-- Records provided follows --

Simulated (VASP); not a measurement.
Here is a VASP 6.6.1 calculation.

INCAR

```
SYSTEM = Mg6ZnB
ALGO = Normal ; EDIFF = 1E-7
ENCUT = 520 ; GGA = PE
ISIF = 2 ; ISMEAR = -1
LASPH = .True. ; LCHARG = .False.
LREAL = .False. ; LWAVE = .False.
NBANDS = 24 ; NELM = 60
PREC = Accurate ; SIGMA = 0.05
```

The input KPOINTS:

-- Records provided concluded --

### Exercise
In full and exactly as written, reproduce the records above.

### Response area
Simulated (VASP); not a measurement.
Here is a VASP 6.6.1 calculation.

INCAR

```
SYSTEM = Mg6ZnB
ALGO = Normal ; EDIFF = 1E-7
ENCUT = 520 ; GGA = PE
ISIF = 2 ; ISMEAR = -1
LASPH = .True. ; LCHARG = .False.
LREAL = .False. ; LWAVE = .False.
NBANDS = 24 ; NELM = 60
PREC = Accurate ; SIGMA = 0.05
```

The input KPOINTS:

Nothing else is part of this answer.